▸ Required action: Up to and including the line with "The symmetry is", repeat every line of the listing exactly, beginning at the first.

Extracted information: Begin

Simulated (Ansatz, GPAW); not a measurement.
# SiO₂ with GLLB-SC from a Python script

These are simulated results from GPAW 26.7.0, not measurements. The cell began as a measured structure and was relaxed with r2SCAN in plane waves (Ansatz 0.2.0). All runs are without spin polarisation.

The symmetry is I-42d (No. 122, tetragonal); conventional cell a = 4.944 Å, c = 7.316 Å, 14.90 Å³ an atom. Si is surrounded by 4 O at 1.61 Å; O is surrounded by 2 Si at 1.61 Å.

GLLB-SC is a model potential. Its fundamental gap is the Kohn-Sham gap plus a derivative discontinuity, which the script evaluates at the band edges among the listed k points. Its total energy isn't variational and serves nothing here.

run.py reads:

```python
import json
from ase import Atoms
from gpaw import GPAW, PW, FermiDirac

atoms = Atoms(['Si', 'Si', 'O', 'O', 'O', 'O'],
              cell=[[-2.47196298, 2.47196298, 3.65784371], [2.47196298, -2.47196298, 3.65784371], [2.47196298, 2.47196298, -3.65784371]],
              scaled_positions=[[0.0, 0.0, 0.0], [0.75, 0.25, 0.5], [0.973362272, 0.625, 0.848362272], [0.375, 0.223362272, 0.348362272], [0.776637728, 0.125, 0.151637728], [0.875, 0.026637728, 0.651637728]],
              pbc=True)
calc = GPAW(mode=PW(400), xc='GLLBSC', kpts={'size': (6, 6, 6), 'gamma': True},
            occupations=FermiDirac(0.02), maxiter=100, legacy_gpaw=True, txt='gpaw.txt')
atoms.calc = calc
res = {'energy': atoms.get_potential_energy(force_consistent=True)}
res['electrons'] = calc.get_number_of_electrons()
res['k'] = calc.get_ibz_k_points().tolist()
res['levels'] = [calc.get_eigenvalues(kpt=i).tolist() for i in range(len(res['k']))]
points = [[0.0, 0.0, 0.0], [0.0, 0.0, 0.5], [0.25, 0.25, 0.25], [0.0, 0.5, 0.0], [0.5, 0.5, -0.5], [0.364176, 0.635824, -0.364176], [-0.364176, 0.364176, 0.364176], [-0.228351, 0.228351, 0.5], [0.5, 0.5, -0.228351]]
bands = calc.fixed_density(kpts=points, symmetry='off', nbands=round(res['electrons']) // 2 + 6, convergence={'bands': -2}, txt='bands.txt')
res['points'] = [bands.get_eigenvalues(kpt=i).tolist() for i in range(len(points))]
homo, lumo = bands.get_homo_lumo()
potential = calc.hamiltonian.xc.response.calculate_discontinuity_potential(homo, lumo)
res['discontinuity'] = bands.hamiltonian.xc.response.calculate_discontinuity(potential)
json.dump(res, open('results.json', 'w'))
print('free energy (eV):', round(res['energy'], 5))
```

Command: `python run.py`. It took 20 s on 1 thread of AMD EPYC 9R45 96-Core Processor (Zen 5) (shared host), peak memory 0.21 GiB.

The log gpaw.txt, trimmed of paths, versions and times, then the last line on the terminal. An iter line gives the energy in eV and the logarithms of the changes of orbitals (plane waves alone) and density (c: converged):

Extracted information: End

▸ Your response:
Simulated (Ansatz, GPAW); not a measurement.
# SiO₂ with GLLB-SC from a Python script

These are simulated results from GPAW 26.7.0, not measurements. The cell began as a measured structure and was relaxed with r2SCAN in plane waves (Ansatz 0.2.0). All runs are without spin polarisation.

The symmetry is I-42d (No. 122, tetragonal); conventional cell a = 4.944 Å, c = 7.316 Å, 14.90 Å³ an atom. Si is surrounded by 4 O at 1.61 Å; O is surrounded by 2 Si at 1.61 Å.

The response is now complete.